───── GIVEN DATA
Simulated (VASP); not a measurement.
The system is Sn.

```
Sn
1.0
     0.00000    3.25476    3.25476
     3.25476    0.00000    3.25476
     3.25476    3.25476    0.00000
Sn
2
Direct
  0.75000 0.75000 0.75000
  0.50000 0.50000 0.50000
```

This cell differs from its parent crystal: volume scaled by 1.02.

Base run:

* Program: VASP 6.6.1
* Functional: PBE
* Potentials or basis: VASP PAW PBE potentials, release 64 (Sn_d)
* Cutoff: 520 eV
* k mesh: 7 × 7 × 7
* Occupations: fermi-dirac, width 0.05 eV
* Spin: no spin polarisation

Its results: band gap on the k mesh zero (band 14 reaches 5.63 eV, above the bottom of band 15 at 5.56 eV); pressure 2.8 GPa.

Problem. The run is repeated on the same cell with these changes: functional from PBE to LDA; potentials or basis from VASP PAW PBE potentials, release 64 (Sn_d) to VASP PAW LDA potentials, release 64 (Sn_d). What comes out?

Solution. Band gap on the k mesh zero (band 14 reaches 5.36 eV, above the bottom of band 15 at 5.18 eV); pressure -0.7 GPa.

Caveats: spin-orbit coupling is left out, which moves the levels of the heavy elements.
──────────

Here the job is to set down exactly the lines of the material above that fall between the one with "This cell differs" and the one with "mesh: 7 × 7 × 7", inclusive, and nothing beyond them.

This cell differs from its parent crystal: volume scaled by 1.02.

Base run:

* Program: VASP 6.6.1
* Functional: PBE
* Potentials or basis: VASP PAW PBE potentials, release 64 (Sn_d)
* Cutoff: 520 eV
* k mesh: 7 × 7 × 7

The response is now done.